ASSIGNMENT → In full and without alteration, print the entries that follow.

PROVIDED RECORDS →
=== Section Start ===

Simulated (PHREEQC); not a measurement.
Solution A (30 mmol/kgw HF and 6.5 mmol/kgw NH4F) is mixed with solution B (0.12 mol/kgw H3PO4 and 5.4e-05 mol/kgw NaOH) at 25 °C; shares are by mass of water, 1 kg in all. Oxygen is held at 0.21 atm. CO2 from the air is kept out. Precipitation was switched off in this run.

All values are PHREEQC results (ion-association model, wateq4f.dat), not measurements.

=== Section End ===

TASK OUTPUT →
Simulated (PHREEQC); not a measurement.
Solution A (30 mmol/kgw HF and 6.5 mmol/kgw NH4F) is mixed with solution B (0.12 mol/kgw H3PO4 and 5.4e-05 mol/kgw NaOH) at 25 °C; shares are by mass of water, 1 kg in all. Oxygen is held at 0.21 atm. CO2 from the air is kept out. Precipitation was switched off in this run.

All values are PHREEQC results (ion-association model, wateq4f.dat), not measurements.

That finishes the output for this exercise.